Work task:
Extract, unchanged, every line from the top of the material below through the line with "Liquidus of a", and no more.

[Start of section]
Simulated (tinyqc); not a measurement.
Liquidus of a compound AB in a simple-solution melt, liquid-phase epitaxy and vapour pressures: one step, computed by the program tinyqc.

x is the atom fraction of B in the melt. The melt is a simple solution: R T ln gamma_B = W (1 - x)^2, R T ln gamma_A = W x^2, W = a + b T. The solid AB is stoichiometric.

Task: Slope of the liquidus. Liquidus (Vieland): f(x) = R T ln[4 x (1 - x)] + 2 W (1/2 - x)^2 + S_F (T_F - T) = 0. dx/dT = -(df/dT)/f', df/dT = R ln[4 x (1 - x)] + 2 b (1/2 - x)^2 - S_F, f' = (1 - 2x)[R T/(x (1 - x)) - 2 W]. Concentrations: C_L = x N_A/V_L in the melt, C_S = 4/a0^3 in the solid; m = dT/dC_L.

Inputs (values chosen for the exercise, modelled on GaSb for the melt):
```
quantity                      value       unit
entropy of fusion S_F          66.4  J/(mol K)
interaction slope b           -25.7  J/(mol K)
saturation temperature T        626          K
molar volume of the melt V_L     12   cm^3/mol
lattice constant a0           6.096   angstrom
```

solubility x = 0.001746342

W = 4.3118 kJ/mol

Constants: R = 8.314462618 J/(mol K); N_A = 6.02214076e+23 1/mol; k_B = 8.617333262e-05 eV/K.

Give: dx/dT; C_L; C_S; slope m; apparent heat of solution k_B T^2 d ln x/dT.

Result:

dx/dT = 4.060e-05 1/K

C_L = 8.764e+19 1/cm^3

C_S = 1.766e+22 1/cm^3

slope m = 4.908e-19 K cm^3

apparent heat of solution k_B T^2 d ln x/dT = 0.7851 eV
[End of section]

Result:
Simulated (tinyqc); not a measurement.
Liquidus of a compound AB in a simple-solution melt, liquid-phase epitaxy and vapour pressures: one step, computed by the program tinyqc.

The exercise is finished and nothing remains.